### Assigned task
All of the entries are to be printed exactly as they appear.

### Records supplied
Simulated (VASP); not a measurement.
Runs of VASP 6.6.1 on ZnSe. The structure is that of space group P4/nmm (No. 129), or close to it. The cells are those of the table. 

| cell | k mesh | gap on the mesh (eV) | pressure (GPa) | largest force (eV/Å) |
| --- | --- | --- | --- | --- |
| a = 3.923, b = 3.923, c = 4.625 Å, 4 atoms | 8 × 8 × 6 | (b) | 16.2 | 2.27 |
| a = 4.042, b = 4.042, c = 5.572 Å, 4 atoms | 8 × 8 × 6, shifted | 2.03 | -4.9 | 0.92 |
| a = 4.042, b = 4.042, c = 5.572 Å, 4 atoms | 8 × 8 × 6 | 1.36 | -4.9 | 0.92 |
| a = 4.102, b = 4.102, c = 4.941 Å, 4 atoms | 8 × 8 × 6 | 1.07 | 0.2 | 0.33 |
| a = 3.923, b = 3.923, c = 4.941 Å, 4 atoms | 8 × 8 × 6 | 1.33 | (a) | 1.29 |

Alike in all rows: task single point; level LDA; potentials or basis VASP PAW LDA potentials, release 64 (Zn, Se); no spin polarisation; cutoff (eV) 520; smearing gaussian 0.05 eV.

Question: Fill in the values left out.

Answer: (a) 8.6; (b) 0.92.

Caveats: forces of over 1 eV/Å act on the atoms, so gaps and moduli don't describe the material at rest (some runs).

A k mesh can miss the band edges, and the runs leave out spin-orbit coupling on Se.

### Answer area
Simulated (VASP); not a measurement.
Runs of VASP 6.6.1 on ZnSe. The structure is that of space group P4/nmm (No. 129), or close to it. The cells are those of the table. 

| cell | k mesh | gap on the mesh (eV) | pressure (GPa) | largest force (eV/Å) |
| --- | --- | --- | --- | --- |
| a = 3.923, b = 3.923, c = 4.625 Å, 4 atoms | 8 × 8 × 6 | (b) | 16.2 | 2.27 |
| a = 4.042, b = 4.042, c = 5.572 Å, 4 atoms | 8 × 8 × 6, shifted | 2.03 | -4.9 | 0.92 |
| a = 4.042, b = 4.042, c = 5.572 Å, 4 atoms | 8 × 8 × 6 | 1.36 | -4.9 | 0.92 |
| a = 4.102, b = 4.102, c = 4.941 Å, 4 atoms | 8 × 8 × 6 | 1.07 | 0.2 | 0.33 |
| a = 3.923, b = 3.923, c = 4.941 Å, 4 atoms | 8 × 8 × 6 | 1.33 | (a) | 1.29 |

Alike in all rows: task single point; level LDA; potentials or basis VASP PAW LDA potentials, release 64 (Zn, Se); no spin polarisation; cutoff (eV) 520; smearing gaussian 0.05 eV.

Question: Fill in the values left out.

Answer: (a) 8.6; (b) 0.92.

Caveats: forces of over 1 eV/Å act on the atoms, so gaps and moduli don't describe the material at rest (some runs).

A k mesh can miss the band edges, and the runs leave out spin-orbit coupling on Se.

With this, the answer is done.